**Data provided:**
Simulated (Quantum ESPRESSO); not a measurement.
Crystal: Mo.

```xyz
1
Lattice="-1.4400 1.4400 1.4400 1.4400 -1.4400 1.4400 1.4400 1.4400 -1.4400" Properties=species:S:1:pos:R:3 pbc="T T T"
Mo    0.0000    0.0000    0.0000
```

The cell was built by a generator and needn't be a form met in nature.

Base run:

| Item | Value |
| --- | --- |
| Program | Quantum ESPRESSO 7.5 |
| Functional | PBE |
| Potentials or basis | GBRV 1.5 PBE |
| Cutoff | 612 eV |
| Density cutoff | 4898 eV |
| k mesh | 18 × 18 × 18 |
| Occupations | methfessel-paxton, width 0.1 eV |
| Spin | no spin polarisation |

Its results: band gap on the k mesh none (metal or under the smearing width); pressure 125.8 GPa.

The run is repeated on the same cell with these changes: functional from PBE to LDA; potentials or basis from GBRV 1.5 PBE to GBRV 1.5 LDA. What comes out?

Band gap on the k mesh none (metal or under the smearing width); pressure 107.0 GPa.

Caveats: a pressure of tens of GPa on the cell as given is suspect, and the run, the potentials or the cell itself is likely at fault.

**Brief:**
Quote, with nothing altered, all lines from the start of the entries to the line that carries "pressure 107.0 GPa.", inclusive.

**Task result:**
Simulated (Quantum ESPRESSO); not a measurement.
Crystal: Mo.

```xyz
1
Lattice="-1.4400 1.4400 1.4400 1.4400 -1.4400 1.4400 1.4400 1.4400 -1.4400" Properties=species:S:1:pos:R:3 pbc="T T T"
Mo    0.0000    0.0000    0.0000
```

The cell was built by a generator and needn't be a form met in nature.

Base run:

| Item | Value |
| --- | --- |
| Program | Quantum ESPRESSO 7.5 |
| Functional | PBE |
| Potentials or basis | GBRV 1.5 PBE |
| Cutoff | 612 eV |
| Density cutoff | 4898 eV |
| k mesh | 18 × 18 × 18 |
| Occupations | methfessel-paxton, width 0.1 eV |
| Spin | no spin polarisation |

Its results: band gap on the k mesh none (metal or under the smearing width); pressure 125.8 GPa.

The run is repeated on the same cell with these changes: functional from PBE to LDA; potentials or basis from GBRV 1.5 PBE to GBRV 1.5 LDA. What comes out?

Band gap on the k mesh none (metal or under the smearing width); pressure 107.0 GPa.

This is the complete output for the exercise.